• Task item:
Repeat the listing below in full, keeping every character as it is.

** Opening Dataset block **
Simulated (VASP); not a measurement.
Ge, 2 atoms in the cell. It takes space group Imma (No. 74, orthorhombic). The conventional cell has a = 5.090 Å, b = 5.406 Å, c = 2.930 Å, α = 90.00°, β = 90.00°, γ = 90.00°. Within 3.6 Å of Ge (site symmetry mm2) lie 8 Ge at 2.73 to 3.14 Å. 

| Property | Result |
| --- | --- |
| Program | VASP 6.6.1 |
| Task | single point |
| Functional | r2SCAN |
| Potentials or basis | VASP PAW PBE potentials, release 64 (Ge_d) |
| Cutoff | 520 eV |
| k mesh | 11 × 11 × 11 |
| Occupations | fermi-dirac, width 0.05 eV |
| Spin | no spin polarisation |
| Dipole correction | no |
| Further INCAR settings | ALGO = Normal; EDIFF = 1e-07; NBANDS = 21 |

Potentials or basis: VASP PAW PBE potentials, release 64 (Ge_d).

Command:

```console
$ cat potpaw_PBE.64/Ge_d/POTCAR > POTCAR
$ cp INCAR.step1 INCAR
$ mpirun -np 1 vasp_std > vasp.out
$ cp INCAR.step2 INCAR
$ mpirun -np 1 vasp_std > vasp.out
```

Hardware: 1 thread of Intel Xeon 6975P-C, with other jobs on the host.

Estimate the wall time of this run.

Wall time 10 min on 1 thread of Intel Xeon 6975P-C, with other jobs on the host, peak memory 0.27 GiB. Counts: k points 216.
** Closing Dataset block **

• Written response:
Simulated (VASP); not a measurement.
Ge, 2 atoms in the cell. It takes space group Imma (No. 74, orthorhombic). The conventional cell has a = 5.090 Å, b = 5.406 Å, c = 2.930 Å, α = 90.00°, β = 90.00°, γ = 90.00°. Within 3.6 Å of Ge (site symmetry mm2) lie 8 Ge at 2.73 to 3.14 Å. 

| Property | Result |
| --- | --- |
| Program | VASP 6.6.1 |
| Task | single point |
| Functional | r2SCAN |
| Potentials or basis | VASP PAW PBE potentials, release 64 (Ge_d) |
| Cutoff | 520 eV |
| k mesh | 11 × 11 × 11 |
| Occupations | fermi-dirac, width 0.05 eV |
| Spin | no spin polarisation |
| Dipole correction | no |
| Further INCAR settings | ALGO = Normal; EDIFF = 1e-07; NBANDS = 21 |

Potentials or basis: VASP PAW PBE potentials, release 64 (Ge_d).

Command:

```console
$ cat potpaw_PBE.64/Ge_d/POTCAR > POTCAR
$ cp INCAR.step1 INCAR
$ mpirun -np 1 vasp_std > vasp.out
$ cp INCAR.step2 INCAR
$ mpirun -np 1 vasp_std > vasp.out
```

Hardware: 1 thread of Intel Xeon 6975P-C, with other jobs on the host.

Estimate the wall time of this run.

Wall time 10 min on 1 thread of Intel Xeon 6975P-C, with other jobs on the host, peak memory 0.27 GiB. Counts: k points 216.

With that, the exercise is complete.